= EXERCISE =
Every record, down to the last line, must be given again exactly.

= RECORD SET =
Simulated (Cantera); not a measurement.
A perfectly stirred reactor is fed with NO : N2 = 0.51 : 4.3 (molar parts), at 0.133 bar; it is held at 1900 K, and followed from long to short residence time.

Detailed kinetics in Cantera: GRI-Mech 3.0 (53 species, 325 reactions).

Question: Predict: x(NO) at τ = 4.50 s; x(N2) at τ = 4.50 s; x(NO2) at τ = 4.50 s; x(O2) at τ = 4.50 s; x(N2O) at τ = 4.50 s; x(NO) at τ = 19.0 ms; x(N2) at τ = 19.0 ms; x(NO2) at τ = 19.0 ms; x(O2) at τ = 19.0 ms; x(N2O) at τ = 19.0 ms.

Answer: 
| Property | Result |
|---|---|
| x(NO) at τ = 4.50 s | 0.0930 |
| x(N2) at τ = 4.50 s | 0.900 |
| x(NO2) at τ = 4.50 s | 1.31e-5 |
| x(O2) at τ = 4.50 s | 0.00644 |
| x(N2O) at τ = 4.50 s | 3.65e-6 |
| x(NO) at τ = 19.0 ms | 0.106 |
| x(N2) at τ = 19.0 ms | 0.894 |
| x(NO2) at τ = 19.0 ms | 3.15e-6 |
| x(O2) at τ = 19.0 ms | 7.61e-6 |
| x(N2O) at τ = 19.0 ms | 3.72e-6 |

= REPLY =
Simulated (Cantera); not a measurement.
A perfectly stirred reactor is fed with NO : N2 = 0.51 : 4.3 (molar parts), at 0.133 bar; it is held at 1900 K, and followed from long to short residence time.

Detailed kinetics in Cantera: GRI-Mech 3.0 (53 species, 325 reactions).

Question: Predict: x(NO) at τ = 4.50 s; x(N2) at τ = 4.50 s; x(NO2) at τ = 4.50 s; x(O2) at τ = 4.50 s; x(N2O) at τ = 4.50 s; x(NO) at τ = 19.0 ms; x(N2) at τ = 19.0 ms; x(NO2) at τ = 19.0 ms; x(O2) at τ = 19.0 ms; x(N2O) at τ = 19.0 ms.

Answer: 
| Property | Result |
|---|---|
| x(NO) at τ = 4.50 s | 0.0930 |
| x(N2) at τ = 4.50 s | 0.900 |
| x(NO2) at τ = 4.50 s | 1.31e-5 |
| x(O2) at τ = 4.50 s | 0.00644 |
| x(N2O) at τ = 4.50 s | 3.65e-6 |
| x(NO) at τ = 19.0 ms | 0.106 |
| x(N2) at τ = 19.0 ms | 0.894 |
| x(NO2) at τ = 19.0 ms | 3.15e-6 |
| x(O2) at τ = 19.0 ms | 7.61e-6 |
| x(N2O) at τ = 19.0 ms | 3.72e-6 |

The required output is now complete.